Data for analysis>
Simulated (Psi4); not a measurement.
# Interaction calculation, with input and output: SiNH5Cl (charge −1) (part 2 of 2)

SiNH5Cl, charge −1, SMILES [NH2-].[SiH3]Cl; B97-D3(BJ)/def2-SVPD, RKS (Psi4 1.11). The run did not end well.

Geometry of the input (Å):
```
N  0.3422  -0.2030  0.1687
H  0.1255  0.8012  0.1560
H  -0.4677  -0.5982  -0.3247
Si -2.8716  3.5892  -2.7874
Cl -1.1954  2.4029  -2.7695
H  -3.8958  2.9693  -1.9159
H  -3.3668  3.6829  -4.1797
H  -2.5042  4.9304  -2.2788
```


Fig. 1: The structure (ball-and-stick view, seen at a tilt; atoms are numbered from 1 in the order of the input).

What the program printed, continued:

Task item> Repeat the material in full, exactly as written.

Answer section>
Simulated (Psi4); not a measurement.
# Interaction calculation, with input and output: SiNH5Cl (charge −1) (part 2 of 2)

SiNH5Cl, charge −1, SMILES [NH2-].[SiH3]Cl; B97-D3(BJ)/def2-SVPD, RKS (Psi4 1.11). The run did not end well.

Geometry of the input (Å):
```
N  0.3422  -0.2030  0.1687
H  0.1255  0.8012  0.1560
H  -0.4677  -0.5982  -0.3247
Si -2.8716  3.5892  -2.7874
Cl -1.1954  2.4029  -2.7695
H  -3.8958  2.9693  -1.9159
H  -3.3668  3.6829  -4.1797
H  -2.5042  4.9304  -2.2788
```


Fig. 1: The structure (ball-and-stick view, seen at a tilt; atoms are numbered from 1 in the order of the input).

What the program printed, continued:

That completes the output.